REQUIREMENT: Go from the first line below to the one with "Method: TDDFT wB97X-D/def2-SVPD, vertical, gas" and print each line exactly.

ENTRIES SHOWN below:

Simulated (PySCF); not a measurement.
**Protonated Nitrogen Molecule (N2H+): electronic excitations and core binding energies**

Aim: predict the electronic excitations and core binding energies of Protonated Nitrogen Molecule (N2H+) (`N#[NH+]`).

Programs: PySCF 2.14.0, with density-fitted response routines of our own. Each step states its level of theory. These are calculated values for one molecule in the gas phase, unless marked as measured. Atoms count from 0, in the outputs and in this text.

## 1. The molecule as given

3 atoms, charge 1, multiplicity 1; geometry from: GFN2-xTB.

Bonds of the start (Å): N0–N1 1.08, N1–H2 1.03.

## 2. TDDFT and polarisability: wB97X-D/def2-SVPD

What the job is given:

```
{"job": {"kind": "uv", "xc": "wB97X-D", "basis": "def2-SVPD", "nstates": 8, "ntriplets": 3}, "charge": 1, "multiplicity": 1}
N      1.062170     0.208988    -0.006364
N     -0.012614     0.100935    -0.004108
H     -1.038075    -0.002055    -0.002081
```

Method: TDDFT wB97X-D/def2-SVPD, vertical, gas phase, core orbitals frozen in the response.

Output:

End of ENTRIES SHOWN.

SOLUTION:
Simulated (PySCF); not a measurement.
**Protonated Nitrogen Molecule (N2H+): electronic excitations and core binding energies**

Aim: predict the electronic excitations and core binding energies of Protonated Nitrogen Molecule (N2H+) (`N#[NH+]`).

Programs: PySCF 2.14.0, with density-fitted response routines of our own. Each step states its level of theory. These are calculated values for one molecule in the gas phase, unless marked as measured. Atoms count from 0, in the outputs and in this text.

## 1. The molecule as given

3 atoms, charge 1, multiplicity 1; geometry from: GFN2-xTB.

Bonds of the start (Å): N0–N1 1.08, N1–H2 1.03.

## 2. TDDFT and polarisability: wB97X-D/def2-SVPD

What the job is given:

```
{"job": {"kind": "uv", "xc": "wB97X-D", "basis": "def2-SVPD", "nstates": 8, "ntriplets": 3}, "charge": 1, "multiplicity": 1}
N      1.062170     0.208988    -0.006364
N     -0.012614     0.100935    -0.004108
H     -1.038075    -0.002055    -0.002081
```

Method: TDDFT wB97X-D/def2-SVPD, vertical, gas phase, core orbitals frozen in the response.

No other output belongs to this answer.